» Work task:
Transcribe the listing from its top line through the line with "Question: After a". Keep it exact, both ends included, and add nothing.

» Supplied entries:
####

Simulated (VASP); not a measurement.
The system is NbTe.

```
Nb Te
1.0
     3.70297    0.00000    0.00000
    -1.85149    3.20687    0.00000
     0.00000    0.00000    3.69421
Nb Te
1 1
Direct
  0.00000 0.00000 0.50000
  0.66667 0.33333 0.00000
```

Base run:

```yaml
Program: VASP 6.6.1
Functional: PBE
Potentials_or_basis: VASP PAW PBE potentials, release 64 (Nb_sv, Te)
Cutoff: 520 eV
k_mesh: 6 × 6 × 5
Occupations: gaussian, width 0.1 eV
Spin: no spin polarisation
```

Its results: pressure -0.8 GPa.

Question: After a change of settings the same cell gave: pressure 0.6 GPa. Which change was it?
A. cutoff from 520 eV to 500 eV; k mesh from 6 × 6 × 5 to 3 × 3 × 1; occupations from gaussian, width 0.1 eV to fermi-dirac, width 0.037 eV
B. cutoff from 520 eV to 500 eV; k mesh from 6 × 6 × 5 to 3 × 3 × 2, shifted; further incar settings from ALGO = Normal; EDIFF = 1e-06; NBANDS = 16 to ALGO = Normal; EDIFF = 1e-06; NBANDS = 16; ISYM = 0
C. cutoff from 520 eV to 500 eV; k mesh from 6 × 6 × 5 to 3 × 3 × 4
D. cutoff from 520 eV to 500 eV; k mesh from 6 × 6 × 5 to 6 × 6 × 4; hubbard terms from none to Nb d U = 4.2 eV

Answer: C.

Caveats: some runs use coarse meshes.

####

» Answer space:
Simulated (VASP); not a measurement.
The system is NbTe.

```
Nb Te
1.0
     3.70297    0.00000    0.00000
    -1.85149    3.20687    0.00000
     0.00000    0.00000    3.69421
Nb Te
1 1
Direct
  0.00000 0.00000 0.50000
  0.66667 0.33333 0.00000
```

Base run:

```yaml
Program: VASP 6.6.1
Functional: PBE
Potentials_or_basis: VASP PAW PBE potentials, release 64 (Nb_sv, Te)
Cutoff: 520 eV
k_mesh: 6 × 6 × 5
Occupations: gaussian, width 0.1 eV
Spin: no spin polarisation
```

Its results: pressure -0.8 GPa.

Question: After a change of settings the same cell gave: pressure 0.6 GPa. Which change was it?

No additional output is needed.